Write out again the entries from the first line to the line that includes "width 0.05 eV |", keeping both of those lines.

*** Opening of Extracted information ***
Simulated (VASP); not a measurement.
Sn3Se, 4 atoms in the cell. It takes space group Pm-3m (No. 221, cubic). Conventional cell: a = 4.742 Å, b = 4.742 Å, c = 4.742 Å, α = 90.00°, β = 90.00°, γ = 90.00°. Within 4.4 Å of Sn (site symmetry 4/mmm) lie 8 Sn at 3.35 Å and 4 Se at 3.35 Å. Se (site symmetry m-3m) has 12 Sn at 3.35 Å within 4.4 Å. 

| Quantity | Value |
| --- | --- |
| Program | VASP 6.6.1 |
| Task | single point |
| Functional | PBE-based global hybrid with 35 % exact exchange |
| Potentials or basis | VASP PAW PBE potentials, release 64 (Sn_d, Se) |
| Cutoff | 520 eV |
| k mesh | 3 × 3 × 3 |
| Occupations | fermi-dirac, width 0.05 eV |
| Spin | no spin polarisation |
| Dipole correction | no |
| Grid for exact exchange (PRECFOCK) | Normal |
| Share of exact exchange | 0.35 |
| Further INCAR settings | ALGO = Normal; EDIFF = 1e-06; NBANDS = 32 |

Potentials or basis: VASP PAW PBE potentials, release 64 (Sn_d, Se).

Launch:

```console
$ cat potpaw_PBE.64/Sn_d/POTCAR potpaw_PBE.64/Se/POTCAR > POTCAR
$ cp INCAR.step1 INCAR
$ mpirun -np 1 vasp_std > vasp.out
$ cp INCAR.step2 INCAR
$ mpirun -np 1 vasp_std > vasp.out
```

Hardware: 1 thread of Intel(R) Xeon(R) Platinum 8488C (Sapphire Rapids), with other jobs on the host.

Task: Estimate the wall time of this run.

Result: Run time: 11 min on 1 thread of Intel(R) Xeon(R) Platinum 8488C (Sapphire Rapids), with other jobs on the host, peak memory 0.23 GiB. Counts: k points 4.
*** Close of Extracted information ***

### Answer space
Simulated (VASP); not a measurement.
Sn3Se, 4 atoms in the cell. It takes space group Pm-3m (No. 221, cubic). Conventional cell: a = 4.742 Å, b = 4.742 Å, c = 4.742 Å, α = 90.00°, β = 90.00°, γ = 90.00°. Within 4.4 Å of Sn (site symmetry 4/mmm) lie 8 Sn at 3.35 Å and 4 Se at 3.35 Å. Se (site symmetry m-3m) has 12 Sn at 3.35 Å within 4.4 Å. 

| Quantity | Value |
| --- | --- |
| Program | VASP 6.6.1 |
| Task | single point |
| Functional | PBE-based global hybrid with 35 % exact exchange |
| Potentials or basis | VASP PAW PBE potentials, release 64 (Sn_d, Se) |
| Cutoff | 520 eV |
| k mesh | 3 × 3 × 3 |
| Occupations | fermi-dirac, width 0.05 eV |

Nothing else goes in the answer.